### Activity
Reproduce the listing verbatim through the line with "Q: Where does the relaxation end?".

### Information
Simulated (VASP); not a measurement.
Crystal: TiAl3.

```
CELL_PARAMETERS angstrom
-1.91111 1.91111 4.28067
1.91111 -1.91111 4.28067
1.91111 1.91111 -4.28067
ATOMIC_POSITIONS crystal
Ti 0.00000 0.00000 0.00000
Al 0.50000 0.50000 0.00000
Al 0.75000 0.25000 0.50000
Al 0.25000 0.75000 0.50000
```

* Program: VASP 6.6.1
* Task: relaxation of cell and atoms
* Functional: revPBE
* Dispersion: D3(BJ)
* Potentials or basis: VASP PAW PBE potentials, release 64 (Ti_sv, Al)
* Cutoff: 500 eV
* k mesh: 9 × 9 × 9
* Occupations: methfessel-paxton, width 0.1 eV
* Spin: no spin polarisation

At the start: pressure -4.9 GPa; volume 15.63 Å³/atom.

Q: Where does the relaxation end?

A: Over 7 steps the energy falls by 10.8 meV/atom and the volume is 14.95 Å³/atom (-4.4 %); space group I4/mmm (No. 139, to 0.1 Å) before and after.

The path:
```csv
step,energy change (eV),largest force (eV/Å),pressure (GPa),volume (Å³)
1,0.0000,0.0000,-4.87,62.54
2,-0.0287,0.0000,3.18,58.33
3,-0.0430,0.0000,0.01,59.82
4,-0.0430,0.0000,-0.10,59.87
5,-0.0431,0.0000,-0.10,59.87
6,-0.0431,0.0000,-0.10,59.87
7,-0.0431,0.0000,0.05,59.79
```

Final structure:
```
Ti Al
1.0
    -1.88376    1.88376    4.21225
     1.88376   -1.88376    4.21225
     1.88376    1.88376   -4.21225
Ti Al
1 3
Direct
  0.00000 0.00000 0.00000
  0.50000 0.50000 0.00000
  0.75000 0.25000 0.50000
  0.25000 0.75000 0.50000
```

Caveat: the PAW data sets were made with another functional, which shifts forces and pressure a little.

### Written answer
Simulated (VASP); not a measurement.
Crystal: TiAl3.

```
CELL_PARAMETERS angstrom
-1.91111 1.91111 4.28067
1.91111 -1.91111 4.28067
1.91111 1.91111 -4.28067
ATOMIC_POSITIONS crystal
Ti 0.00000 0.00000 0.00000
Al 0.50000 0.50000 0.00000
Al 0.75000 0.25000 0.50000
Al 0.25000 0.75000 0.50000
```

* Program: VASP 6.6.1
* Task: relaxation of cell and atoms
* Functional: revPBE
* Dispersion: D3(BJ)
* Potentials or basis: VASP PAW PBE potentials, release 64 (Ti_sv, Al)
* Cutoff: 500 eV
* k mesh: 9 × 9 × 9
* Occupations: methfessel-paxton, width 0.1 eV
* Spin: no spin polarisation

At the start: pressure -4.9 GPa; volume 15.63 Å³/atom.

Q: Where does the relaxation end?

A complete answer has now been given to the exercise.